Activity
Copy word for word the lines from the start of the records through the line that contains "to Si | +0.7 |", both included.

### Material shown

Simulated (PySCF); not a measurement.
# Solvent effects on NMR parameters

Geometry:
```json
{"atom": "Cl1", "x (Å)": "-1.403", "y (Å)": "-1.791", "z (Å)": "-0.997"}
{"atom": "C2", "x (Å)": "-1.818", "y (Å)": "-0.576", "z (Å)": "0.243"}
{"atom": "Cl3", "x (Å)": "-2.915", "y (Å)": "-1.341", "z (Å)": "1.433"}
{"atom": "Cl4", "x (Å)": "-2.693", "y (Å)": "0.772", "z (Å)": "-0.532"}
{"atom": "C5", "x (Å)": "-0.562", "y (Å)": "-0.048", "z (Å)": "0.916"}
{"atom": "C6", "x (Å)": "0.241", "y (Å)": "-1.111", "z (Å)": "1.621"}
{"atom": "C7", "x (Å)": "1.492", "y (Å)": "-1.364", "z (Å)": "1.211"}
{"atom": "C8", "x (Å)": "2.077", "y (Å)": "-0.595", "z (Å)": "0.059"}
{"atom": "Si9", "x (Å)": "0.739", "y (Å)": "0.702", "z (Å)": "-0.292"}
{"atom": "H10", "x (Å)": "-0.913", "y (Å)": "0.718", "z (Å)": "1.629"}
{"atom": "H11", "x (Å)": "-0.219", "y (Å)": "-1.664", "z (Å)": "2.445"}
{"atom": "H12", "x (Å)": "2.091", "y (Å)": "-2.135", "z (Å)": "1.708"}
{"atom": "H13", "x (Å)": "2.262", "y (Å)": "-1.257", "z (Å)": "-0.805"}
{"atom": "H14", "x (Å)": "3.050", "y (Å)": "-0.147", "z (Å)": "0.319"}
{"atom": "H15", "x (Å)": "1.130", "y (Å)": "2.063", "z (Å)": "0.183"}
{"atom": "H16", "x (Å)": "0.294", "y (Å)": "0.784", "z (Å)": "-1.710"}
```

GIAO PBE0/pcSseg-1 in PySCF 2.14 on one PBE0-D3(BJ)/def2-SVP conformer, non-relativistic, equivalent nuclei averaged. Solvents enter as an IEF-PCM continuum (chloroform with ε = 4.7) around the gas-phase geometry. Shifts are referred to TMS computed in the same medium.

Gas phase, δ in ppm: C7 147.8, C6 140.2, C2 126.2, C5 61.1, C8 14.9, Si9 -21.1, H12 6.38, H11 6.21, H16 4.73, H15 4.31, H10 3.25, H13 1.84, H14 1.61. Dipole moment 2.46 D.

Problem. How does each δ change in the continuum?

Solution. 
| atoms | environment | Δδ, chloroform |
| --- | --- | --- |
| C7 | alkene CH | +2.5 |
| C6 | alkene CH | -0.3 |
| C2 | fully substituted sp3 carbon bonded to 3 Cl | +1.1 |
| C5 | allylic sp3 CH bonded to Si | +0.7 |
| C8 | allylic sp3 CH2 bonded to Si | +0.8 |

######

Task answer
Simulated (PySCF); not a measurement.
# Solvent effects on NMR parameters

Geometry:
```json
{"atom": "Cl1", "x (Å)": "-1.403", "y (Å)": "-1.791", "z (Å)": "-0.997"}
{"atom": "C2", "x (Å)": "-1.818", "y (Å)": "-0.576", "z (Å)": "0.243"}
{"atom": "Cl3", "x (Å)": "-2.915", "y (Å)": "-1.341", "z (Å)": "1.433"}
{"atom": "Cl4", "x (Å)": "-2.693", "y (Å)": "0.772", "z (Å)": "-0.532"}
{"atom": "C5", "x (Å)": "-0.562", "y (Å)": "-0.048", "z (Å)": "0.916"}
{"atom": "C6", "x (Å)": "0.241", "y (Å)": "-1.111", "z (Å)": "1.621"}
{"atom": "C7", "x (Å)": "1.492", "y (Å)": "-1.364", "z (Å)": "1.211"}
{"atom": "C8", "x (Å)": "2.077", "y (Å)": "-0.595", "z (Å)": "0.059"}
{"atom": "Si9", "x (Å)": "0.739", "y (Å)": "0.702", "z (Å)": "-0.292"}
{"atom": "H10", "x (Å)": "-0.913", "y (Å)": "0.718", "z (Å)": "1.629"}
{"atom": "H11", "x (Å)": "-0.219", "y (Å)": "-1.664", "z (Å)": "2.445"}
{"atom": "H12", "x (Å)": "2.091", "y (Å)": "-2.135", "z (Å)": "1.708"}
{"atom": "H13", "x (Å)": "2.262", "y (Å)": "-1.257", "z (Å)": "-0.805"}
{"atom": "H14", "x (Å)": "3.050", "y (Å)": "-0.147", "z (Å)": "0.319"}
{"atom": "H15", "x (Å)": "1.130", "y (Å)": "2.063", "z (Å)": "0.183"}
{"atom": "H16", "x (Å)": "0.294", "y (Å)": "0.784", "z (Å)": "-1.710"}
```

GIAO PBE0/pcSseg-1 in PySCF 2.14 on one PBE0-D3(BJ)/def2-SVP conformer, non-relativistic, equivalent nuclei averaged. Solvents enter as an IEF-PCM continuum (chloroform with ε = 4.7) around the gas-phase geometry. Shifts are referred to TMS computed in the same medium.

Gas phase, δ in ppm: C7 147.8, C6 140.2, C2 126.2, C5 61.1, C8 14.9, Si9 -21.1, H12 6.38, H11 6.21, H16 4.73, H15 4.31, H10 3.25, H13 1.84, H14 1.61. Dipole moment 2.46 D.

Problem. How does each δ change in the continuum?

Solution. 
| atoms | environment | Δδ, chloroform |
| --- | --- | --- |
| C7 | alkene CH | +2.5 |
| C6 | alkene CH | -0.3 |
| C2 | fully substituted sp3 carbon bonded to 3 Cl | +1.1 |
| C5 | allylic sp3 CH bonded to Si | +0.7 |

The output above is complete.